* **Data shown**
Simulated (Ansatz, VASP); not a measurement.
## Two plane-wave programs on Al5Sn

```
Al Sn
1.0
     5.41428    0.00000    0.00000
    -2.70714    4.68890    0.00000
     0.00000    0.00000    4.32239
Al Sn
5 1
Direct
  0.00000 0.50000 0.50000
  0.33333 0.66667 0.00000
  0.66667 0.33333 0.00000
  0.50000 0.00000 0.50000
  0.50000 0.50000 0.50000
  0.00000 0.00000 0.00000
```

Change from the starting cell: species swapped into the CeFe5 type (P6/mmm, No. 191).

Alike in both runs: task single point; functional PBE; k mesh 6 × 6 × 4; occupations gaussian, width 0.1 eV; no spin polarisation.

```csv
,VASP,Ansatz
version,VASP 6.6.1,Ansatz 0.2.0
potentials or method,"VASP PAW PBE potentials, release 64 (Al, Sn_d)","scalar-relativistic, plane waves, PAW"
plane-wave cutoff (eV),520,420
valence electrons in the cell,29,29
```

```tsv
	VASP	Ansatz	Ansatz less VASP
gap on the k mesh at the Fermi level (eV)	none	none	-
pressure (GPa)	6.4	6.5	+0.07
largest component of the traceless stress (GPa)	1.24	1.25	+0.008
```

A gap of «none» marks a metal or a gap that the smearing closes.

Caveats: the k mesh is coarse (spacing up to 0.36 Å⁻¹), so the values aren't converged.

* **Work task**
Both the first line of the records above and the line containing "the smearing closes." are to be transcribed exactly, together with every line between them, and nothing else.

* **Written response**
Simulated (Ansatz, VASP); not a measurement.
## Two plane-wave programs on Al5Sn

```
Al Sn
1.0
     5.41428    0.00000    0.00000
    -2.70714    4.68890    0.00000
     0.00000    0.00000    4.32239
Al Sn
5 1
Direct
  0.00000 0.50000 0.50000
  0.33333 0.66667 0.00000
  0.66667 0.33333 0.00000
  0.50000 0.00000 0.50000
  0.50000 0.50000 0.50000
  0.00000 0.00000 0.00000
```

Change from the starting cell: species swapped into the CeFe5 type (P6/mmm, No. 191).

Alike in both runs: task single point; functional PBE; k mesh 6 × 6 × 4; occupations gaussian, width 0.1 eV; no spin polarisation.

```csv
,VASP,Ansatz
version,VASP 6.6.1,Ansatz 0.2.0
potentials or method,"VASP PAW PBE potentials, release 64 (Al, Sn_d)","scalar-relativistic, plane waves, PAW"
plane-wave cutoff (eV),520,420
valence electrons in the cell,29,29
```

```tsv
	VASP	Ansatz	Ansatz less VASP
gap on the k mesh at the Fermi level (eV)	none	none	-
pressure (GPa)	6.4	6.5	+0.07
largest component of the traceless stress (GPa)	1.24	1.25	+0.008
```

A gap of «none» marks a metal or a gap that the smearing closes.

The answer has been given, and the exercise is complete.